LISTED RECORDS:
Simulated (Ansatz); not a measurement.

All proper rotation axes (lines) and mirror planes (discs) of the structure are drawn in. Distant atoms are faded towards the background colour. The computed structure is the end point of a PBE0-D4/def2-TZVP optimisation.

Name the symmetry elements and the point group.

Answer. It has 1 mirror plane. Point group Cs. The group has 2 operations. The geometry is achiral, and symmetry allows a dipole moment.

ACTION ITEM:
Every entry must be output again, exactly as written above.

TASK ANSWER:
Simulated (Ansatz); not a measurement.

All proper rotation axes (lines) and mirror planes (discs) of the structure are drawn in. Distant atoms are faded towards the background colour. The computed structure is the end point of a PBE0-D4/def2-TZVP optimisation.

Name the symmetry elements and the point group.

Answer. It has 1 mirror plane. Point group Cs. The group has 2 operations. The geometry is achiral, and symmetry allows a dipole moment.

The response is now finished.